__ASSIGNMENT__.
The answer should consist of every record, reproduced exactly.

__DATA RECORDS__.
►

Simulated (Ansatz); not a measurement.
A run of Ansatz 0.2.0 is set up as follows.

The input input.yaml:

◄

__TASK ANSWER__.
Simulated (Ansatz); not a measurement.
A run of Ansatz 0.2.0 is set up as follows.

The input input.yaml:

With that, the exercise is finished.